*** DATA SUPPLIED Section Begins ***

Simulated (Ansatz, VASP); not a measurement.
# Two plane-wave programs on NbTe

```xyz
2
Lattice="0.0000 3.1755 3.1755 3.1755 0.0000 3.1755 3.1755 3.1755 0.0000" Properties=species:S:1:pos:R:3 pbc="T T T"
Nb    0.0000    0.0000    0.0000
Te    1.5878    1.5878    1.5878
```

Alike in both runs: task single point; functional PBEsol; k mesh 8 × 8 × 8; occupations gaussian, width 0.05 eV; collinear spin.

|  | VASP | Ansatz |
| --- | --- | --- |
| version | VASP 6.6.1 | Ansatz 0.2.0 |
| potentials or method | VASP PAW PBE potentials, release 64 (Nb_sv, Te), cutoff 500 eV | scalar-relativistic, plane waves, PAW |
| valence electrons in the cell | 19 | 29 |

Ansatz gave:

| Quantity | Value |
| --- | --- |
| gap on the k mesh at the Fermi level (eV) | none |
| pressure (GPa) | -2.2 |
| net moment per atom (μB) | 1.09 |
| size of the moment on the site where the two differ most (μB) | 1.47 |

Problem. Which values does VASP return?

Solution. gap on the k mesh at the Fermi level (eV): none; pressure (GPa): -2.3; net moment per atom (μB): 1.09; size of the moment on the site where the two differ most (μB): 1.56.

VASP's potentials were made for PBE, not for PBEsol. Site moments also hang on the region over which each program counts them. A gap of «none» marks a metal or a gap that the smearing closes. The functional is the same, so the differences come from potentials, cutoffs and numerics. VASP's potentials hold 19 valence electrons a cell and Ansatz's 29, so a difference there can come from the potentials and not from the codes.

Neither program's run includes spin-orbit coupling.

*** DATA SUPPLIED Section Ends ***

WORK REQUEST: Beginning with the first line of the listing above, print each line exactly until you have printed the line that contains "Solution. gap on".

EXERCISE OUTPUT:
Simulated (Ansatz, VASP); not a measurement.
# Two plane-wave programs on NbTe

```xyz
2
Lattice="0.0000 3.1755 3.1755 3.1755 0.0000 3.1755 3.1755 3.1755 0.0000" Properties=species:S:1:pos:R:3 pbc="T T T"
Nb    0.0000    0.0000    0.0000
Te    1.5878    1.5878    1.5878
```

Alike in both runs: task single point; functional PBEsol; k mesh 8 × 8 × 8; occupations gaussian, width 0.05 eV; collinear spin.

|  | VASP | Ansatz |
| --- | --- | --- |
| version | VASP 6.6.1 | Ansatz 0.2.0 |
| potentials or method | VASP PAW PBE potentials, release 64 (Nb_sv, Te), cutoff 500 eV | scalar-relativistic, plane waves, PAW |
| valence electrons in the cell | 19 | 29 |

Ansatz gave:

| Quantity | Value |
| --- | --- |
| gap on the k mesh at the Fermi level (eV) | none |
| pressure (GPa) | -2.2 |
| net moment per atom (μB) | 1.09 |
| size of the moment on the site where the two differ most (μB) | 1.47 |

Problem. Which values does VASP return?

Solution. gap on the k mesh at the Fermi level (eV): none; pressure (GPa): -2.3; net moment per atom (μB): 1.09; size of the moment on the site where the two differ most (μB): 1.56.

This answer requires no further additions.